> [Action item]: The reply to the records below should contain exactly the lines from the line with "-20.83397 | -20.88767 |" through the line with "Labels in which", and nothing besides.

─── Dataset ───

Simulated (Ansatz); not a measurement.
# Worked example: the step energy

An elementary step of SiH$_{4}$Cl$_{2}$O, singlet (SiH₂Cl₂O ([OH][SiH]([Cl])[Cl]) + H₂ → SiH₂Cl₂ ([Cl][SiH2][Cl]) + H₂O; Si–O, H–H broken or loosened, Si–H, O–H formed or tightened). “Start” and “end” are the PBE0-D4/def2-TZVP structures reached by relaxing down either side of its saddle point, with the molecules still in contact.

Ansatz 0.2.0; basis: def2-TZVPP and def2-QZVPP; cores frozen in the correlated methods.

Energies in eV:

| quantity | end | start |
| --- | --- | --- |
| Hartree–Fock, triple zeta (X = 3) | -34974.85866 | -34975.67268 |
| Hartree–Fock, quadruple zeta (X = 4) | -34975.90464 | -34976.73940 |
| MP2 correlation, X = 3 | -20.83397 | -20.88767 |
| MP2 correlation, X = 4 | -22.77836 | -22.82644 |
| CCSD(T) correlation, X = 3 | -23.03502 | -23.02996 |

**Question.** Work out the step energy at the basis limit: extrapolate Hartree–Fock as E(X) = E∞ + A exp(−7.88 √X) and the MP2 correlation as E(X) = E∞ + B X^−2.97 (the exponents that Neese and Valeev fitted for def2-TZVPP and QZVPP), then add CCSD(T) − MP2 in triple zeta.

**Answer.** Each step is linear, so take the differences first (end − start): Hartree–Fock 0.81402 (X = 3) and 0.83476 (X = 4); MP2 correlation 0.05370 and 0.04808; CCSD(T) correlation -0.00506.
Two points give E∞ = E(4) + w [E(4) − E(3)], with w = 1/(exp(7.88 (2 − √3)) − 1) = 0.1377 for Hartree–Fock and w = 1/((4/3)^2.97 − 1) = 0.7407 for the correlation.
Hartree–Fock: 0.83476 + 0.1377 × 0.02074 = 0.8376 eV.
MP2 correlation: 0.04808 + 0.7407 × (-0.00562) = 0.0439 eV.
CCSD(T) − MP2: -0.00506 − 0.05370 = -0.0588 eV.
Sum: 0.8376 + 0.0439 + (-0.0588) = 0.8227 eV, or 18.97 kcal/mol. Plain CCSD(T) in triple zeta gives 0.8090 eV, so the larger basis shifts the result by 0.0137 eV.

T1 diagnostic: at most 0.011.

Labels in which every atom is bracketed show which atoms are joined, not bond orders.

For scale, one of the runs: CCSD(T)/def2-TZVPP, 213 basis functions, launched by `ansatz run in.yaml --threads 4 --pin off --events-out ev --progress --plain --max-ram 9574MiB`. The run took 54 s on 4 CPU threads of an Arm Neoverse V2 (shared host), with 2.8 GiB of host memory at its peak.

───

> [Response box]:
| MP2 correlation, X = 3 | -20.83397 | -20.88767 |
| MP2 correlation, X = 4 | -22.77836 | -22.82644 |
| CCSD(T) correlation, X = 3 | -23.03502 | -23.02996 |

**Question.** Work out the step energy at the basis limit: extrapolate Hartree–Fock as E(X) = E∞ + A exp(−7.88 √X) and the MP2 correlation as E(X) = E∞ + B X^−2.97 (the exponents that Neese and Valeev fitted for def2-TZVPP and QZVPP), then add CCSD(T) − MP2 in triple zeta.

**Answer.** Each step is linear, so take the differences first (end − start): Hartree–Fock 0.81402 (X = 3) and 0.83476 (X = 4); MP2 correlation 0.05370 and 0.04808; CCSD(T) correlation -0.00506.
Two points give E∞ = E(4) + w [E(4) − E(3)], with w = 1/(exp(7.88 (2 − √3)) − 1) = 0.1377 for Hartree–Fock and w = 1/((4/3)^2.97 − 1) = 0.7407 for the correlation.
Hartree–Fock: 0.83476 + 0.1377 × 0.02074 = 0.8376 eV.
MP2 correlation: 0.04808 + 0.7407 × (-0.00562) = 0.0439 eV.
CCSD(T) − MP2: -0.00506 − 0.05370 = -0.0588 eV.
Sum: 0.8376 + 0.0439 + (-0.0588) = 0.8227 eV, or 18.97 kcal/mol. Plain CCSD(T) in triple zeta gives 0.8090 eV, so the larger basis shifts the result by 0.0137 eV.

T1 diagnostic: at most 0.011.

Labels in which every atom is bracketed show which atoms are joined, not bond orders.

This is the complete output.